**Work task**: Below are records to be repeated in full. Give them exactly.

**Data for analysis**:
··········

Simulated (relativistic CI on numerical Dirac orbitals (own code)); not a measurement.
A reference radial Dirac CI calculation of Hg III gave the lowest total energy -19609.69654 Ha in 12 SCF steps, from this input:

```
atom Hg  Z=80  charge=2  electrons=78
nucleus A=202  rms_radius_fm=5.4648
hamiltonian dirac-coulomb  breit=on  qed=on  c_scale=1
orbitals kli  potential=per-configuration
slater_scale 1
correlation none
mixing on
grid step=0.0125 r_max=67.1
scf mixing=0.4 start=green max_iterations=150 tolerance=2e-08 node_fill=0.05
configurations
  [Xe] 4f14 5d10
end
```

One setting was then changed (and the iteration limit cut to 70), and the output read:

··········

**Exercise answer**:
Simulated (relativistic CI on numerical Dirac orbitals (own code)); not a measurement.
A reference radial Dirac CI calculation of Hg III gave the lowest total energy -19609.69654 Ha in 12 SCF steps, from this input:

```
atom Hg  Z=80  charge=2  electrons=78
nucleus A=202  rms_radius_fm=5.4648
hamiltonian dirac-coulomb  breit=on  qed=on  c_scale=1
orbitals kli  potential=per-configuration
slater_scale 1
correlation none
mixing on
grid step=0.0125 r_max=67.1
scf mixing=0.4 start=green max_iterations=150 tolerance=2e-08 node_fill=0.05
configurations
  [Xe] 4f14 5d10
end
```

One setting was then changed (and the iteration limit cut to 70), and the output read:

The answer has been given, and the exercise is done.